Once you have read the records below, write them all out exactly as given.

════════════════════
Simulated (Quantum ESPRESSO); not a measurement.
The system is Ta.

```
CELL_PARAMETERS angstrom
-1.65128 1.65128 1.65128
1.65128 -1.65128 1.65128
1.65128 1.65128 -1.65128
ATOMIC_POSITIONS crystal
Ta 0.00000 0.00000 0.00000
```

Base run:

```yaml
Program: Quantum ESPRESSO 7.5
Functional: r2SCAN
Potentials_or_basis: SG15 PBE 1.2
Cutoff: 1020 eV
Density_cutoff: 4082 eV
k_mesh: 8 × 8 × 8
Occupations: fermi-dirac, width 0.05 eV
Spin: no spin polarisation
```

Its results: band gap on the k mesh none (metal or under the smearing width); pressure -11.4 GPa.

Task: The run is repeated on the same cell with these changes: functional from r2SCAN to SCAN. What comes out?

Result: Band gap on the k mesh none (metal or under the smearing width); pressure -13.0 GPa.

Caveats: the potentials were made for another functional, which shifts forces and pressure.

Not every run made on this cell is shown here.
════════════════════

▸ **WRITTEN ANSWER**:
Simulated (Quantum ESPRESSO); not a measurement.
The system is Ta.

```
CELL_PARAMETERS angstrom
-1.65128 1.65128 1.65128
1.65128 -1.65128 1.65128
1.65128 1.65128 -1.65128
ATOMIC_POSITIONS crystal
Ta 0.00000 0.00000 0.00000
```

Base run:

```yaml
Program: Quantum ESPRESSO 7.5
Functional: r2SCAN
Potentials_or_basis: SG15 PBE 1.2
Cutoff: 1020 eV
Density_cutoff: 4082 eV
k_mesh: 8 × 8 × 8
Occupations: fermi-dirac, width 0.05 eV
Spin: no spin polarisation
```

Its results: band gap on the k mesh none (metal or under the smearing width); pressure -11.4 GPa.

Task: The run is repeated on the same cell with these changes: functional from r2SCAN to SCAN. What comes out?

Result: Band gap on the k mesh none (metal or under the smearing width); pressure -13.0 GPa.

Caveats: the potentials were made for another functional, which shifts forces and pressure.

Not every run made on this cell is shown here.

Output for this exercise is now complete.